▶ [PROVIDED DATA]:
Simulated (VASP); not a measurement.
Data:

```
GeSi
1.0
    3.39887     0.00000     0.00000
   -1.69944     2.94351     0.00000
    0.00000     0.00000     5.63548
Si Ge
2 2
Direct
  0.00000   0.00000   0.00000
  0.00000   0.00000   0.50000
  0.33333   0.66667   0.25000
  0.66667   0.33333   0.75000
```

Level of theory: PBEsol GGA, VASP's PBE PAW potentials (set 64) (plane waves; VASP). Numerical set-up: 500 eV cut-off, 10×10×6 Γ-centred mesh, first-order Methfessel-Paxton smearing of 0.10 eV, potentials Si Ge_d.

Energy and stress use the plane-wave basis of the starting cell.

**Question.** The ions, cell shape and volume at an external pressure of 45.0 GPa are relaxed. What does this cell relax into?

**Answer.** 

▶ [TASK ITEM]: Nothing should be left out. Reproduce all the entries precisely.

▶ [EXERCISE RESULT]:
Simulated (VASP); not a measurement.
Data:

```
GeSi
1.0
    3.39887     0.00000     0.00000
   -1.69944     2.94351     0.00000
    0.00000     0.00000     5.63548
Si Ge
2 2
Direct
  0.00000   0.00000   0.00000
  0.00000   0.00000   0.50000
  0.33333   0.66667   0.25000
  0.66667   0.33333   0.75000
```

Level of theory: PBEsol GGA, VASP's PBE PAW potentials (set 64) (plane waves; VASP). Numerical set-up: 500 eV cut-off, 10×10×6 Γ-centred mesh, first-order Methfessel-Paxton smearing of 0.10 eV, potentials Si Ge_d.

Energy and stress use the plane-wave basis of the starting cell.

**Question.** The ions, cell shape and volume at an external pressure of 45.0 GPa are relaxed. What does this cell relax into?

**Answer.** 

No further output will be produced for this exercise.